*** Opening of Material shown ***

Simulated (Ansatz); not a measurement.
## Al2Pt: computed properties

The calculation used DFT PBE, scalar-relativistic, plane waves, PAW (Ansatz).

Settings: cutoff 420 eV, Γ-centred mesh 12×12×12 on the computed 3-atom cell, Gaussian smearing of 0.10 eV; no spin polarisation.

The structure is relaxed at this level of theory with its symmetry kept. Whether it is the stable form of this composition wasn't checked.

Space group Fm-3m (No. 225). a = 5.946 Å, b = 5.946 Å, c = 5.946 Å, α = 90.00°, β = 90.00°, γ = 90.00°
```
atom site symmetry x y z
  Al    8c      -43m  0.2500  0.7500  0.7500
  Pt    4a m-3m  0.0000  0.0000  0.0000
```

*** Close of Material shown ***

# Task item
For this exercise, retype the entire listing exactly.

# Response
Simulated (Ansatz); not a measurement.
## Al2Pt: computed properties

The calculation used DFT PBE, scalar-relativistic, plane waves, PAW (Ansatz).

Settings: cutoff 420 eV, Γ-centred mesh 12×12×12 on the computed 3-atom cell, Gaussian smearing of 0.10 eV; no spin polarisation.

The structure is relaxed at this level of theory with its symmetry kept. Whether it is the stable form of this composition wasn't checked.

Space group Fm-3m (No. 225). a = 5.946 Å, b = 5.946 Å, c = 5.946 Å, α = 90.00°, β = 90.00°, γ = 90.00°
```
atom site symmetry x y z
  Al    8c      -43m  0.2500  0.7500  0.7500
  Pt    4a m-3m  0.0000  0.0000  0.0000
```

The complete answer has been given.